■ Work order
Give back all of the data verbatim.

■ Data under study
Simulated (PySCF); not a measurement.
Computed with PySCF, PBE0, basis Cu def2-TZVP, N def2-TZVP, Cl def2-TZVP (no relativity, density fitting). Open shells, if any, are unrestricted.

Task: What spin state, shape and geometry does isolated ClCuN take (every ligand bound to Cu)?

■ Exercise output
Simulated (PySCF); not a measurement.
Computed with PySCF, PBE0, basis Cu def2-TZVP, N def2-TZVP, Cl def2-TZVP (no relativity, density fitting). Open shells, if any, are unrestricted.

Task: What spin state, shape and geometry does isolated ClCuN take (every ligand bound to Cu)?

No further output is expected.